> Record extracts
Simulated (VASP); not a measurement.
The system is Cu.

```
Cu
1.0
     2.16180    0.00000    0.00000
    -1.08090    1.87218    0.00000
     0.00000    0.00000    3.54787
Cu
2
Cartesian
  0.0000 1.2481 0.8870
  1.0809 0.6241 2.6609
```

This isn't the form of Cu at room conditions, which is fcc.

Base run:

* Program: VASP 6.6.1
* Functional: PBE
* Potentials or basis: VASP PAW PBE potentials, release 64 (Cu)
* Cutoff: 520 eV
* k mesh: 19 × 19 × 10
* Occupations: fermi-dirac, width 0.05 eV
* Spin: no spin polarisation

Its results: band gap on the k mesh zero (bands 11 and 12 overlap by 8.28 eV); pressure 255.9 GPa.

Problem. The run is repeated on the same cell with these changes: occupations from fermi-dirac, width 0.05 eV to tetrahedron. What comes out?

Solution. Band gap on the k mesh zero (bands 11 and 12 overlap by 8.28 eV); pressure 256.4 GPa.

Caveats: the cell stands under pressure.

> Work item
Taking the entries from their first line through the line with "Solution. Band gap", inclusive, restate each line word for word and give nothing else.

> Your response
Simulated (VASP); not a measurement.
The system is Cu.

```
Cu
1.0
     2.16180    0.00000    0.00000
    -1.08090    1.87218    0.00000
     0.00000    0.00000    3.54787
Cu
2
Cartesian
  0.0000 1.2481 0.8870
  1.0809 0.6241 2.6609
```

This isn't the form of Cu at room conditions, which is fcc.

Base run:

* Program: VASP 6.6.1
* Functional: PBE
* Potentials or basis: VASP PAW PBE potentials, release 64 (Cu)
* Cutoff: 520 eV
* k mesh: 19 × 19 × 10
* Occupations: fermi-dirac, width 0.05 eV
* Spin: no spin polarisation

Its results: band gap on the k mesh zero (bands 11 and 12 overlap by 8.28 eV); pressure 255.9 GPa.

Problem. The run is repeated on the same cell with these changes: occupations from fermi-dirac, width 0.05 eV to tetrahedron. What comes out?

Solution. Band gap on the k mesh zero (bands 11 and 12 overlap by 8.28 eV); pressure 256.4 GPa.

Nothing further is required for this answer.